* **EXCERPTED DATA**:
_ _ _ _ _ _ _

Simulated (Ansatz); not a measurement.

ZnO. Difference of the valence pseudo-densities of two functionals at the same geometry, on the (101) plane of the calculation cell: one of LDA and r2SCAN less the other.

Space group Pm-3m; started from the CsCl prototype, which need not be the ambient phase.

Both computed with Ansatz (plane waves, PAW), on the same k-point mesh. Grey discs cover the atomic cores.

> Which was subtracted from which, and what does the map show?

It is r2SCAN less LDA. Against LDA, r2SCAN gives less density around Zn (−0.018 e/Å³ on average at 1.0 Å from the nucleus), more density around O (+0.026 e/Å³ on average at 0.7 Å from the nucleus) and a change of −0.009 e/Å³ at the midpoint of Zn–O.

_ _ _ _ _ _ _

Copy out each line of the data above, exactly, if it lies between the line holding "Space group Pm-3m;" and the line holding "the map show?", inclusive; copy no other line.

* **WRITTEN SOLUTION**:
Space group Pm-3m; started from the CsCl prototype, which need not be the ambient phase.

Both computed with Ansatz (plane waves, PAW), on the same k-point mesh. Grey discs cover the atomic cores.

> Which was subtracted from which, and what does the map show?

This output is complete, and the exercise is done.